WORK REQUEST » Would you restate the entries below word for word, starting at the first line and ending with the one that has "one after another."?

====================

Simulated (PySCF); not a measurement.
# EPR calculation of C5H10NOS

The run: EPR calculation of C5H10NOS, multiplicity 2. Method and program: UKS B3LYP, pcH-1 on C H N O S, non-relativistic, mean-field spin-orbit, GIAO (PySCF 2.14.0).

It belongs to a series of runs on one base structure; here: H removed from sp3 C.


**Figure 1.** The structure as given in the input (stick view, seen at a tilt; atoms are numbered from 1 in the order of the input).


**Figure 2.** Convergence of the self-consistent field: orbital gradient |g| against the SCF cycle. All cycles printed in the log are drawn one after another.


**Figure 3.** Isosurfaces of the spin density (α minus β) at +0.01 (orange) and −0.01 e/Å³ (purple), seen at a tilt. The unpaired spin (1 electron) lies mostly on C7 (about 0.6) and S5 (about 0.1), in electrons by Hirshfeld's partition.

====================

TASK ANSWER »
Simulated (PySCF); not a measurement.
# EPR calculation of C5H10NOS

The run: EPR calculation of C5H10NOS, multiplicity 2. Method and program: UKS B3LYP, pcH-1 on C H N O S, non-relativistic, mean-field spin-orbit, GIAO (PySCF 2.14.0).

It belongs to a series of runs on one base structure; here: H removed from sp3 C.


**Figure 1.** The structure as given in the input (stick view, seen at a tilt; atoms are numbered from 1 in the order of the input).


**Figure 2.** Convergence of the self-consistent field: orbital gradient |g| against the SCF cycle. All cycles printed in the log are drawn one after another.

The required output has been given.